Required action: The full set of entries is to be returned word for word.

[Start of Attachment]

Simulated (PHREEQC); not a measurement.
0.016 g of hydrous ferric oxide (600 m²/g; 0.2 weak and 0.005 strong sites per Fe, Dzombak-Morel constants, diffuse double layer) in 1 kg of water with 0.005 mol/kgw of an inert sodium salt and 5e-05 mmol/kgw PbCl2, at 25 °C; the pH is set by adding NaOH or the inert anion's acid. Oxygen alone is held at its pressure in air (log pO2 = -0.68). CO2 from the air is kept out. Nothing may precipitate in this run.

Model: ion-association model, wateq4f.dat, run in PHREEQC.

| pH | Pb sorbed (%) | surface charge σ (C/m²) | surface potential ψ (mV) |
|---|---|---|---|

[End of Attachment]

Response box:
Simulated (PHREEQC); not a measurement.
0.016 g of hydrous ferric oxide (600 m²/g; 0.2 weak and 0.005 strong sites per Fe, Dzombak-Morel constants, diffuse double layer) in 1 kg of water with 0.005 mol/kgw of an inert sodium salt and 5e-05 mmol/kgw PbCl2, at 25 °C; the pH is set by adding NaOH or the inert anion's acid. Oxygen alone is held at its pressure in air (log pO2 = -0.68). CO2 from the air is kept out. Nothing may precipitate in this run.

Model: ion-association model, wateq4f.dat, run in PHREEQC.

| pH | Pb sorbed (%) | surface charge σ (C/m²) | surface potential ψ (mV) |
|---|---|---|---|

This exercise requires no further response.